------------------------------------------------

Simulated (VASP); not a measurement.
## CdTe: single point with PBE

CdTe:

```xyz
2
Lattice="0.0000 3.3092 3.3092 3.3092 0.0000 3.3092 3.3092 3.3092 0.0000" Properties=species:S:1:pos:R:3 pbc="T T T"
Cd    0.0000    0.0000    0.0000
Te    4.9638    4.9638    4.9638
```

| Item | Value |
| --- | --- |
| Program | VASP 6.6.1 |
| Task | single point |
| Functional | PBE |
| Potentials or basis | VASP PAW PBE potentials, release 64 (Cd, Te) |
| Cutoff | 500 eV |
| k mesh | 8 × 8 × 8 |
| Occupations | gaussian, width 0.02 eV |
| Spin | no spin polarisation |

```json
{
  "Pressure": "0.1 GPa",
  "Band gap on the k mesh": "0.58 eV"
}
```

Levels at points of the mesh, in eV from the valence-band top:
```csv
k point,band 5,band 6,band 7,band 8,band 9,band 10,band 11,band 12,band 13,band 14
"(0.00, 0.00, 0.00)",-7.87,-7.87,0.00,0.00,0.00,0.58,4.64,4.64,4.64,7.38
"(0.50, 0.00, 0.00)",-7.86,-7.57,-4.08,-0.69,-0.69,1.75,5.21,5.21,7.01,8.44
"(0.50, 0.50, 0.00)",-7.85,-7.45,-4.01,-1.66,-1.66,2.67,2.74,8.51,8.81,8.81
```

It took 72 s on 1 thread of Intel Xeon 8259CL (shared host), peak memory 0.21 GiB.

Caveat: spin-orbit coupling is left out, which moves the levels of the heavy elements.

------------------------------------------------

Starting with the first line of the records above, give back each line exactly until the line with "It took 72 s" has been given as well.

Simulated (VASP); not a measurement.
## CdTe: single point with PBE

CdTe:

```xyz
2
Lattice="0.0000 3.3092 3.3092 3.3092 0.0000 3.3092 3.3092 3.3092 0.0000" Properties=species:S:1:pos:R:3 pbc="T T T"
Cd    0.0000    0.0000    0.0000
Te    4.9638    4.9638    4.9638
```

| Item | Value |
| --- | --- |
| Program | VASP 6.6.1 |
| Task | single point |
| Functional | PBE |
| Potentials or basis | VASP PAW PBE potentials, release 64 (Cd, Te) |
| Cutoff | 500 eV |
| k mesh | 8 × 8 × 8 |
| Occupations | gaussian, width 0.02 eV |
| Spin | no spin polarisation |

```json
{
  "Pressure": "0.1 GPa",
  "Band gap on the k mesh": "0.58 eV"
}
```

Levels at points of the mesh, in eV from the valence-band top:
```csv
k point,band 5,band 6,band 7,band 8,band 9,band 10,band 11,band 12,band 13,band 14
"(0.00, 0.00, 0.00)",-7.87,-7.87,0.00,0.00,0.00,0.58,4.64,4.64,4.64,7.38
"(0.50, 0.00, 0.00)",-7.86,-7.57,-4.08,-0.69,-0.69,1.75,5.21,5.21,7.01,8.44
"(0.50, 0.50, 0.00)",-7.85,-7.45,-4.01,-1.66,-1.66,2.67,2.74,8.51,8.81,8.81
```

It took 72 s on 1 thread of Intel Xeon 8259CL (shared host), peak memory 0.21 GiB.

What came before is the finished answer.